Activity:
Return the run of lines below that opens with the line containing "the least shielded?" and closes with the line containing "By binding energy: C1", keeping each one exact.

╭─ Provided information
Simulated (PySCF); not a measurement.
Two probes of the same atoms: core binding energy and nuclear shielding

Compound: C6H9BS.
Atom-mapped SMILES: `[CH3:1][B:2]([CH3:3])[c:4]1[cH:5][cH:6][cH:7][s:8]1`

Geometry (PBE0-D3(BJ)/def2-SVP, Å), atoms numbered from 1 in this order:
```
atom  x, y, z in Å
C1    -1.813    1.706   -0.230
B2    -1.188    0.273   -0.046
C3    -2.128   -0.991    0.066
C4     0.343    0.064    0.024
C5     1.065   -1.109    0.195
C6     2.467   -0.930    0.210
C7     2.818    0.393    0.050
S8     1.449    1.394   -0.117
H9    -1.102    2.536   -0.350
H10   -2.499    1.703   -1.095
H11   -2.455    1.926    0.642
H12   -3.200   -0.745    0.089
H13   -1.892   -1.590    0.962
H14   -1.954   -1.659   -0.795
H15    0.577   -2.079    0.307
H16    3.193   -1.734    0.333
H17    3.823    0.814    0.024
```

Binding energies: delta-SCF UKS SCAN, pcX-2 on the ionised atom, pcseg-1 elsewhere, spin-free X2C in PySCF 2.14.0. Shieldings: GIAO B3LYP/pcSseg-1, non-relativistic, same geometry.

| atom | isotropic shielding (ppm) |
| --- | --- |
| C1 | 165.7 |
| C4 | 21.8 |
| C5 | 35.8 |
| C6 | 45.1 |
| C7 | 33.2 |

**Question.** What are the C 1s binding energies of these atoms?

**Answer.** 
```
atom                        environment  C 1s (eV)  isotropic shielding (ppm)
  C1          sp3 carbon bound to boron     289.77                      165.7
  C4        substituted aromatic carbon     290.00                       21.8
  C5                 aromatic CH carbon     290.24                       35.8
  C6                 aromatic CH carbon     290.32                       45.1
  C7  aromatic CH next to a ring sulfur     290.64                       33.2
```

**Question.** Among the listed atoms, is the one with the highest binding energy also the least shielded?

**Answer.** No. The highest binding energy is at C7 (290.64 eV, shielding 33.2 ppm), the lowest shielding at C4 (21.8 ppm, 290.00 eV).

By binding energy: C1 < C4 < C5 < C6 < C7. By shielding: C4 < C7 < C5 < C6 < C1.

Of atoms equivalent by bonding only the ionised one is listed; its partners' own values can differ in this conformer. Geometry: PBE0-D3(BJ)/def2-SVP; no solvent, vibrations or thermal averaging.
╰─

Task output:
**Question.** Among the listed atoms, is the one with the highest binding energy also the least shielded?

**Answer.** No. The highest binding energy is at C7 (290.64 eV, shielding 33.2 ppm), the lowest shielding at C4 (21.8 ppm, 290.00 eV).

By binding energy: C1 < C4 < C5 < C6 < C7. By shielding: C4 < C7 < C5 < C6 < C1.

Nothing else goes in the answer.